◆ Activity: Up to and including the line that contains "Geometry: B3LYP-D3(BJ)/def2-SVP; core", repeat each line of the data exactly, starting from the first.

◆ Exercise data:
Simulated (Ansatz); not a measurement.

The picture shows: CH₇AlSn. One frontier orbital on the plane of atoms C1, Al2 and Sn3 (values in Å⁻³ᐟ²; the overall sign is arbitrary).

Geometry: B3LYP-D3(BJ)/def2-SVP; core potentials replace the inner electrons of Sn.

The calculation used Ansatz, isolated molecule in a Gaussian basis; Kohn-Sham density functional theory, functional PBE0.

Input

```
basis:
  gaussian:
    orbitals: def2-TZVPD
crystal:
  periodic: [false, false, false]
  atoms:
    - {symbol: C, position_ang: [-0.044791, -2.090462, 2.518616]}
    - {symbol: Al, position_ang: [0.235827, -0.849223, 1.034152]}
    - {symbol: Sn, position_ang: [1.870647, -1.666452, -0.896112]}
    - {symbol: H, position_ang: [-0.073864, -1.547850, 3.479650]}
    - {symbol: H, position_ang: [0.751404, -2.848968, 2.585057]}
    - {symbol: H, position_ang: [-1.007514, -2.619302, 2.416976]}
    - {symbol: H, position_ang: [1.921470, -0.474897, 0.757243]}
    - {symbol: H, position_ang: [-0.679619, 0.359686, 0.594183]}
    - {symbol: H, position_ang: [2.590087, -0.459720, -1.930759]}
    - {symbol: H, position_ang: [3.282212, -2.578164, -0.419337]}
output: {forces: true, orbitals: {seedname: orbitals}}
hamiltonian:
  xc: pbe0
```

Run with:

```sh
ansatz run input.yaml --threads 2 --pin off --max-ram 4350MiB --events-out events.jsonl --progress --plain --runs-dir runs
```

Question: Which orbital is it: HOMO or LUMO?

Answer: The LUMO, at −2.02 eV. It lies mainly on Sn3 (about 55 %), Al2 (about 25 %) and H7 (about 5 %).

◆ Your response:
Simulated (Ansatz); not a measurement.

The picture shows: CH₇AlSn. One frontier orbital on the plane of atoms C1, Al2 and Sn3 (values in Å⁻³ᐟ²; the overall sign is arbitrary).

Geometry: B3LYP-D3(BJ)/def2-SVP; core potentials replace the inner electrons of Sn.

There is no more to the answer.